------------------------------------------------

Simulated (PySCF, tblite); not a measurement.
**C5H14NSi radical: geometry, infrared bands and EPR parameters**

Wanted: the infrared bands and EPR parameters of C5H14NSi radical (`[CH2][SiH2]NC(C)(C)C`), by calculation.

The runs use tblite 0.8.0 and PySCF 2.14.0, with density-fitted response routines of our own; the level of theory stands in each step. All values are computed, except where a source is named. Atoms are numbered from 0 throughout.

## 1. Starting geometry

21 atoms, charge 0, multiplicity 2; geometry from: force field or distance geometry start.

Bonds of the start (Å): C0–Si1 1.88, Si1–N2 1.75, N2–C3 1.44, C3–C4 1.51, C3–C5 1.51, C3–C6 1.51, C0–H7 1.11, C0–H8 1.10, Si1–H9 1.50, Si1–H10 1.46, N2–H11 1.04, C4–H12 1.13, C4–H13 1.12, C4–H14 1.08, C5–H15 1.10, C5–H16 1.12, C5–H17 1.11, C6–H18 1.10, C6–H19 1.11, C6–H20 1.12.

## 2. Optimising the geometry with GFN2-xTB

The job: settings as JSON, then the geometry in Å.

------------------------------------------------

Type the entries out again so that they match exactly.

WRITTEN ANSWER:
Simulated (PySCF, tblite); not a measurement.
**C5H14NSi radical: geometry, infrared bands and EPR parameters**

Wanted: the infrared bands and EPR parameters of C5H14NSi radical (`[CH2][SiH2]NC(C)(C)C`), by calculation.

The runs use tblite 0.8.0 and PySCF 2.14.0, with density-fitted response routines of our own; the level of theory stands in each step. All values are computed, except where a source is named. Atoms are numbered from 0 throughout.

## 1. Starting geometry

21 atoms, charge 0, multiplicity 2; geometry from: force field or distance geometry start.

Bonds of the start (Å): C0–Si1 1.88, Si1–N2 1.75, N2–C3 1.44, C3–C4 1.51, C3–C5 1.51, C3–C6 1.51, C0–H7 1.11, C0–H8 1.10, Si1–H9 1.50, Si1–H10 1.46, N2–H11 1.04, C4–H12 1.13, C4–H13 1.12, C4–H14 1.08, C5–H15 1.10, C5–H16 1.12, C5–H17 1.11, C6–H18 1.10, C6–H19 1.11, C6–H20 1.12.

## 2. Optimising the geometry with GFN2-xTB

The job: settings as JSON, then the geometry in Å.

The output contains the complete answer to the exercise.